_Work task:_
Below are the records; restate all of them word for word.

--- --- ---

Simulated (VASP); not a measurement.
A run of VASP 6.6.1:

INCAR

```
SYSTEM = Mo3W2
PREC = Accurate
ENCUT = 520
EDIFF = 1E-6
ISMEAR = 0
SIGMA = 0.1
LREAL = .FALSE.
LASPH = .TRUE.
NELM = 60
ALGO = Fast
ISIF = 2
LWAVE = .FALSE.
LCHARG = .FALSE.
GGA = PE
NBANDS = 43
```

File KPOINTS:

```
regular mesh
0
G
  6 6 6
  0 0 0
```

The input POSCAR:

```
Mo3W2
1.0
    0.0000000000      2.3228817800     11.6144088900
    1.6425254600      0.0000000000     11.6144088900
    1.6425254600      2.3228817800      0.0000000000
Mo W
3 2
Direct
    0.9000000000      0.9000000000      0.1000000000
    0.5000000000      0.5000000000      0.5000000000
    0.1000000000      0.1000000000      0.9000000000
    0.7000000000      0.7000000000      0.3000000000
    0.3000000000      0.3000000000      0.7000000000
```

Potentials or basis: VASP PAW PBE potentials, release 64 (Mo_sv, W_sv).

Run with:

--- --- ---

_Written solution:_
Simulated (VASP); not a measurement.
A run of VASP 6.6.1:

INCAR

```
SYSTEM = Mo3W2
PREC = Accurate
ENCUT = 520
EDIFF = 1E-6
ISMEAR = 0
SIGMA = 0.1
LREAL = .FALSE.
LASPH = .TRUE.
NELM = 60
ALGO = Fast
ISIF = 2
LWAVE = .FALSE.
LCHARG = .FALSE.
GGA = PE
NBANDS = 43
```

File KPOINTS:

```
regular mesh
0
G
  6 6 6
  0 0 0
```

The input POSCAR:

```
Mo3W2
1.0
    0.0000000000      2.3228817800     11.6144088900
    1.6425254600      0.0000000000     11.6144088900
    1.6425254600      2.3228817800      0.0000000000
Mo W
3 2
Direct
    0.9000000000      0.9000000000      0.1000000000
    0.5000000000      0.5000000000      0.5000000000
    0.1000000000      0.1000000000      0.9000000000
    0.7000000000      0.7000000000      0.3000000000
    0.3000000000      0.3000000000      0.7000000000
```

Potentials or basis: VASP PAW PBE potentials, release 64 (Mo_sv, W_sv).

Run with:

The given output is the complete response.